● **Given data**:
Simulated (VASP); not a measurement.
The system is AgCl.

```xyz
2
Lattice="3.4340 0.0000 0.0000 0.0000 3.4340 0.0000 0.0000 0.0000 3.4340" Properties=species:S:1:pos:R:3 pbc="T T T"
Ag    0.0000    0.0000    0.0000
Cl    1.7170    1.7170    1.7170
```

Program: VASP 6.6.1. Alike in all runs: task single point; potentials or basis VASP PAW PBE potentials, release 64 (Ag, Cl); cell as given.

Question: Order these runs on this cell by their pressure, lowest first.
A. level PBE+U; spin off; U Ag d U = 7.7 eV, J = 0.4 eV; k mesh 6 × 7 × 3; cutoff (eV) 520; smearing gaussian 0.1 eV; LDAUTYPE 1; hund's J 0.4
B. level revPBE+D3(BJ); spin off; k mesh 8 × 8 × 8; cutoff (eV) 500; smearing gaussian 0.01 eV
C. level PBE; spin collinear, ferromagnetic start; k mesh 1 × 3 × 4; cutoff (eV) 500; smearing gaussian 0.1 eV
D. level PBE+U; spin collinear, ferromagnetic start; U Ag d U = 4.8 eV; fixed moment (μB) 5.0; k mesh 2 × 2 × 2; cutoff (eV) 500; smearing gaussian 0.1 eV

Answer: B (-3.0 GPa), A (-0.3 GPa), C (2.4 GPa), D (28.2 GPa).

● **Activity**:
Your task is to reproduce the records in full, without any alteration.

● **Answer space**:
Simulated (VASP); not a measurement.
The system is AgCl.

```xyz
2
Lattice="3.4340 0.0000 0.0000 0.0000 3.4340 0.0000 0.0000 0.0000 3.4340" Properties=species:S:1:pos:R:3 pbc="T T T"
Ag    0.0000    0.0000    0.0000
Cl    1.7170    1.7170    1.7170
```

Program: VASP 6.6.1. Alike in all runs: task single point; potentials or basis VASP PAW PBE potentials, release 64 (Ag, Cl); cell as given.

Question: Order these runs on this cell by their pressure, lowest first.
A. level PBE+U; spin off; U Ag d U = 7.7 eV, J = 0.4 eV; k mesh 6 × 7 × 3; cutoff (eV) 520; smearing gaussian 0.1 eV; LDAUTYPE 1; hund's J 0.4
B. level revPBE+D3(BJ); spin off; k mesh 8 × 8 × 8; cutoff (eV) 500; smearing gaussian 0.01 eV
C. level PBE; spin collinear, ferromagnetic start; k mesh 1 × 3 × 4; cutoff (eV) 500; smearing gaussian 0.1 eV
D. level PBE+U; spin collinear, ferromagnetic start; U Ag d U = 4.8 eV; fixed moment (μB) 5.0; k mesh 2 × 2 × 2; cutoff (eV) 500; smearing gaussian 0.1 eV

Answer: B (-3.0 GPa), A (-0.3 GPa), C (2.4 GPa), D (28.2 GPa).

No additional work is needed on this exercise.